Start of Exercise data

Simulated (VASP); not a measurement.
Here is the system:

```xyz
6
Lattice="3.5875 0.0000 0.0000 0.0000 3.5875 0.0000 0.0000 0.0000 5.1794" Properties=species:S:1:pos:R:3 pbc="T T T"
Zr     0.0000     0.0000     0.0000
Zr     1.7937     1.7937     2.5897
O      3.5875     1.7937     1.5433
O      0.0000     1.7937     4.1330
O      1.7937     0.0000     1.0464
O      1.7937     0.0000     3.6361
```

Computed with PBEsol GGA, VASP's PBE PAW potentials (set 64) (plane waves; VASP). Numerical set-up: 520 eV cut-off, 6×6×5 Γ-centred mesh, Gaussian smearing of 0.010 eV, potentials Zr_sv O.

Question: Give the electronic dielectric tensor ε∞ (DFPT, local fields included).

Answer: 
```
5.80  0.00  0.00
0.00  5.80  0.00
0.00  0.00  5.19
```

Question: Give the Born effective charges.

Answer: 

End of Exercise data

Exercise:
Each line from the start of the records through the line holding "Question: Give the Born effective charges." must be returned exactly; nothing else belongs in the answer.

Exercise output:
Simulated (VASP); not a measurement.
Here is the system:

```xyz
6
Lattice="3.5875 0.0000 0.0000 0.0000 3.5875 0.0000 0.0000 0.0000 5.1794" Properties=species:S:1:pos:R:3 pbc="T T T"
Zr     0.0000     0.0000     0.0000
Zr     1.7937     1.7937     2.5897
O      3.5875     1.7937     1.5433
O      0.0000     1.7937     4.1330
O      1.7937     0.0000     1.0464
O      1.7937     0.0000     3.6361
```

Computed with PBEsol GGA, VASP's PBE PAW potentials (set 64) (plane waves; VASP). Numerical set-up: 520 eV cut-off, 6×6×5 Γ-centred mesh, Gaussian smearing of 0.010 eV, potentials Zr_sv O.

Question: Give the electronic dielectric tensor ε∞ (DFPT, local fields included).

Answer: 
```
5.80  0.00  0.00
0.00  5.80  0.00
0.00  0.00  5.19
```

Question: Give the Born effective charges.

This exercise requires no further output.